== Segment start ==
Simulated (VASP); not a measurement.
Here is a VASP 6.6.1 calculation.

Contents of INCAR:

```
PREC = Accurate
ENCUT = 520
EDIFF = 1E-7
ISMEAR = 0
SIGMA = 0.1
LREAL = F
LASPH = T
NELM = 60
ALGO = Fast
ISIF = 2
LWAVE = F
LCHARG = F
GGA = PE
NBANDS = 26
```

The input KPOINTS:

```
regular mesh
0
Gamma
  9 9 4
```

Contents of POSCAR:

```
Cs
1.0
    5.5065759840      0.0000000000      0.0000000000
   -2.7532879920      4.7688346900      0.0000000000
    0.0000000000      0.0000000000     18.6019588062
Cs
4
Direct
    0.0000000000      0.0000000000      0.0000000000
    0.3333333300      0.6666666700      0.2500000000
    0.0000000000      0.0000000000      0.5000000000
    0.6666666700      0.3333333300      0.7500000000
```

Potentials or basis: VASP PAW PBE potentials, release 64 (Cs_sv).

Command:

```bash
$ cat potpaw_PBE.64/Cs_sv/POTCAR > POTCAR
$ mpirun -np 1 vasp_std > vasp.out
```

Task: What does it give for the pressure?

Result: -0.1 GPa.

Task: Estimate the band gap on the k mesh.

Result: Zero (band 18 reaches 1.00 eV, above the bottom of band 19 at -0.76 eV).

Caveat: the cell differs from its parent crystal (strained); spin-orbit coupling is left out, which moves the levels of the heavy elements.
== Segment end ==

- WORK INSTRUCTION
Starting at the first line of the records above, please copy each line exactly until you reach the line containing "Result: Zero (band". Include that line and stop there.

- PROBLEM SOLUTION
Simulated (VASP); not a measurement.
Here is a VASP 6.6.1 calculation.

Contents of INCAR:

```
PREC = Accurate
ENCUT = 520
EDIFF = 1E-7
ISMEAR = 0
SIGMA = 0.1
LREAL = F
LASPH = T
NELM = 60
ALGO = Fast
ISIF = 2
LWAVE = F
LCHARG = F
GGA = PE
NBANDS = 26
```

The input KPOINTS:

```
regular mesh
0
Gamma
  9 9 4
```

Contents of POSCAR:

```
Cs
1.0
    5.5065759840      0.0000000000      0.0000000000
   -2.7532879920      4.7688346900      0.0000000000
    0.0000000000      0.0000000000     18.6019588062
Cs
4
Direct
    0.0000000000      0.0000000000      0.0000000000
    0.3333333300      0.6666666700      0.2500000000
    0.0000000000      0.0000000000      0.5000000000
    0.6666666700      0.3333333300      0.7500000000
```

Potentials or basis: VASP PAW PBE potentials, release 64 (Cs_sv).

Command:

```bash
$ cat potpaw_PBE.64/Cs_sv/POTCAR > POTCAR
$ mpirun -np 1 vasp_std > vasp.out
```

Task: What does it give for the pressure?

Result: -0.1 GPa.

Task: Estimate the band gap on the k mesh.

Result: Zero (band 18 reaches 1.00 eV, above the bottom of band 19 at -0.76 eV).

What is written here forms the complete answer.